▸ WORK ITEM: All of the data below should be written out exactly.

### SUPPLIED MATERIAL

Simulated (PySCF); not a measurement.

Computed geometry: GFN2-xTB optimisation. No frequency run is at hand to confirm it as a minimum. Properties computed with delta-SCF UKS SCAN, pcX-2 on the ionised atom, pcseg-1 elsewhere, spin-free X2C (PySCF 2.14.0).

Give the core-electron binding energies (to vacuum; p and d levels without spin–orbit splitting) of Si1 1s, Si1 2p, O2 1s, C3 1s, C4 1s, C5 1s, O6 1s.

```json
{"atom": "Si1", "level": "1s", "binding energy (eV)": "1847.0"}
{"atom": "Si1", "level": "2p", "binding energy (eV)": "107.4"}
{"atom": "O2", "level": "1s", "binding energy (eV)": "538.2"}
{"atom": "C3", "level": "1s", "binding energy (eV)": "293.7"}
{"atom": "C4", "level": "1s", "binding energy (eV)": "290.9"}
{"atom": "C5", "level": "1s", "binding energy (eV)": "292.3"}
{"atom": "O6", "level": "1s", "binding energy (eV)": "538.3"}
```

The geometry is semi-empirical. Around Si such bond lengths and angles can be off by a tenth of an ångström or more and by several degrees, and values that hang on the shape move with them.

######

▸ EXERCISE ANSWER:
Simulated (PySCF); not a measurement.

Computed geometry: GFN2-xTB optimisation. No frequency run is at hand to confirm it as a minimum. Properties computed with delta-SCF UKS SCAN, pcX-2 on the ionised atom, pcseg-1 elsewhere, spin-free X2C (PySCF 2.14.0).

Give the core-electron binding energies (to vacuum; p and d levels without spin–orbit splitting) of Si1 1s, Si1 2p, O2 1s, C3 1s, C4 1s, C5 1s, O6 1s.

```json
{"atom": "Si1", "level": "1s", "binding energy (eV)": "1847.0"}
{"atom": "Si1", "level": "2p", "binding energy (eV)": "107.4"}
{"atom": "O2", "level": "1s", "binding energy (eV)": "538.2"}
{"atom": "C3", "level": "1s", "binding energy (eV)": "293.7"}
{"atom": "C4", "level": "1s", "binding energy (eV)": "290.9"}
{"atom": "C5", "level": "1s", "binding energy (eV)": "292.3"}
{"atom": "O6", "level": "1s", "binding energy (eV)": "538.3"}
```

The geometry is semi-empirical. Around Si such bond lengths and angles can be off by a tenth of an ångström or more and by several degrees, and values that hang on the shape move with them.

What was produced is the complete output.